REQUIRED ACTION: Can you write out the whole listing exactly?

MATERIAL PROVIDED:
________

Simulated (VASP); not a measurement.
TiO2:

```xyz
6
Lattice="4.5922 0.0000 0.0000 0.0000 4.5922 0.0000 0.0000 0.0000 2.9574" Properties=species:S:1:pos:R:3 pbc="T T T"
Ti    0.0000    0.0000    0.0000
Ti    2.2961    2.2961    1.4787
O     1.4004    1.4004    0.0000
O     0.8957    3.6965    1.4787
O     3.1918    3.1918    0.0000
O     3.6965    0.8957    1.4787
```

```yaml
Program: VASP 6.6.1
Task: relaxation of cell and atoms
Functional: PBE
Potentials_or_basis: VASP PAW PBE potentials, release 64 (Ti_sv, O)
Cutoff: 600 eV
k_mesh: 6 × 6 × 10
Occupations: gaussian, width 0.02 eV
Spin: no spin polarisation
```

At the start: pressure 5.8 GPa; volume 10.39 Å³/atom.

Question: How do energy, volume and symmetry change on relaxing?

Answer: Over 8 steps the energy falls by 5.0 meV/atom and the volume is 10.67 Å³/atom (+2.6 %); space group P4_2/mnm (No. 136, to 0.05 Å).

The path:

________

RESPONSE AREA:
Simulated (VASP); not a measurement.
TiO2:

```xyz
6
Lattice="4.5922 0.0000 0.0000 0.0000 4.5922 0.0000 0.0000 0.0000 2.9574" Properties=species:S:1:pos:R:3 pbc="T T T"
Ti    0.0000    0.0000    0.0000
Ti    2.2961    2.2961    1.4787
O     1.4004    1.4004    0.0000
O     0.8957    3.6965    1.4787
O     3.1918    3.1918    0.0000
O     3.6965    0.8957    1.4787
```

```yaml
Program: VASP 6.6.1
Task: relaxation of cell and atoms
Functional: PBE
Potentials_or_basis: VASP PAW PBE potentials, release 64 (Ti_sv, O)
Cutoff: 600 eV
k_mesh: 6 × 6 × 10
Occupations: gaussian, width 0.02 eV
Spin: no spin polarisation
```

At the start: pressure 5.8 GPa; volume 10.39 Å³/atom.

Question: How do energy, volume and symmetry change on relaxing?

Answer: Over 8 steps the energy falls by 5.0 meV/atom and the volume is 10.67 Å³/atom (+2.6 %); space group P4_2/mnm (No. 136, to 0.05 Å).

The path:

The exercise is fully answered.